WORK REQUEST
Below this line is a set of entries; quote exactly the lines from the line that contains "Calculated with Ansatz" to the line that contains "Gamma) 1056 cm⁻¹.", both lines included.

----------------
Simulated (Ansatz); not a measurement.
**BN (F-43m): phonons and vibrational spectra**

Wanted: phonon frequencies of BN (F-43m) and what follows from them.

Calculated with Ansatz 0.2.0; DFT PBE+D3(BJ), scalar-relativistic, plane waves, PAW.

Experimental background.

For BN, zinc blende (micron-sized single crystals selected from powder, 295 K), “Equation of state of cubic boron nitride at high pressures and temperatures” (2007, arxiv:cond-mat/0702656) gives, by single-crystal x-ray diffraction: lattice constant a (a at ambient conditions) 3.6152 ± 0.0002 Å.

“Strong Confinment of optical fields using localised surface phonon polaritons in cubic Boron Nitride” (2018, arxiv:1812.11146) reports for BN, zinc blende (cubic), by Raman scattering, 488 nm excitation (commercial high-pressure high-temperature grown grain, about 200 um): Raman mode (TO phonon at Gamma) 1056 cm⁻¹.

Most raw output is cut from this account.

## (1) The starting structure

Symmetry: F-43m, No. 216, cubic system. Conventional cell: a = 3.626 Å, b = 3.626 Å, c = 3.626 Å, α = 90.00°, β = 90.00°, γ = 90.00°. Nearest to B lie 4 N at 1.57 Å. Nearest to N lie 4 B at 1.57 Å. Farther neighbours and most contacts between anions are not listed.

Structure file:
----------------

TASK ANSWER
Calculated with Ansatz 0.2.0; DFT PBE+D3(BJ), scalar-relativistic, plane waves, PAW.

Experimental background.

For BN, zinc blende (micron-sized single crystals selected from powder, 295 K), “Equation of state of cubic boron nitride at high pressures and temperatures” (2007, arxiv:cond-mat/0702656) gives, by single-crystal x-ray diffraction: lattice constant a (a at ambient conditions) 3.6152 ± 0.0002 Å.

“Strong Confinment of optical fields using localised surface phonon polaritons in cubic Boron Nitride” (2018, arxiv:1812.11146) reports for BN, zinc blende (cubic), by Raman scattering, 488 nm excitation (commercial high-pressure high-temperature grown grain, about 200 um): Raman mode (TO phonon at Gamma) 1056 cm⁻¹.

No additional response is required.